▶ _Assigned task_: Set down each record exactly as written.

▶ _Data provided_:
::::::

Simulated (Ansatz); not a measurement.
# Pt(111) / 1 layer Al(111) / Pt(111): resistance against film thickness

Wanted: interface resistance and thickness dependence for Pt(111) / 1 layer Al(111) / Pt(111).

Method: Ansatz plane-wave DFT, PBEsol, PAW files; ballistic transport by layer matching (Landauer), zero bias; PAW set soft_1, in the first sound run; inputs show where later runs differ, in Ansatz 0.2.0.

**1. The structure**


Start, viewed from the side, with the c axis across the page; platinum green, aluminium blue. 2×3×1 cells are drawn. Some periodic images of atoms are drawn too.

::::::

▶ _Task result_:
Simulated (Ansatz); not a measurement.
# Pt(111) / 1 layer Al(111) / Pt(111): resistance against film thickness

Wanted: interface resistance and thickness dependence for Pt(111) / 1 layer Al(111) / Pt(111).

Method: Ansatz plane-wave DFT, PBEsol, PAW files; ballistic transport by layer matching (Landauer), zero bias; PAW set soft_1, in the first sound run; inputs show where later runs differ, in Ansatz 0.2.0.

**1. The structure**


Start, viewed from the side, with the c axis across the page; platinum green, aluminium blue. 2×3×1 cells are drawn. Some periodic images of atoms are drawn too.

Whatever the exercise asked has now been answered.